ASSIGNED TASK >>
From the first line of the material below to the line containing "Level of theory: UKS PBE0/6-31G* (Ansatz).", repeat every line exactly and add nothing.

INFORMATION SHOWN >>
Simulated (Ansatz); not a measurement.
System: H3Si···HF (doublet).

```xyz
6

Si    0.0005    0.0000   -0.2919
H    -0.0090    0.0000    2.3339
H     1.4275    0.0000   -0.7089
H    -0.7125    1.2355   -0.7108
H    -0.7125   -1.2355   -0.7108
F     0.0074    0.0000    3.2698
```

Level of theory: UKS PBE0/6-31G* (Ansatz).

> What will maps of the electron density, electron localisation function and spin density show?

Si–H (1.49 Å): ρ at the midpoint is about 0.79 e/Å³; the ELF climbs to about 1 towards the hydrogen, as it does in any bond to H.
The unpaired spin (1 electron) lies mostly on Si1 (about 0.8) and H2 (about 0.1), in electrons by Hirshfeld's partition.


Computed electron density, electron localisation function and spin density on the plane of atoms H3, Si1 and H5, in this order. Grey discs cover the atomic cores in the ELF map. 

PROBLEM SOLUTION >>
Simulated (Ansatz); not a measurement.
System: H3Si···HF (doublet).

```xyz
6

Si    0.0005    0.0000   -0.2919
H    -0.0090    0.0000    2.3339
H     1.4275    0.0000   -0.7089
H    -0.7125    1.2355   -0.7108
H    -0.7125   -1.2355   -0.7108
F     0.0074    0.0000    3.2698
```

Level of theory: UKS PBE0/6-31G* (Ansatz).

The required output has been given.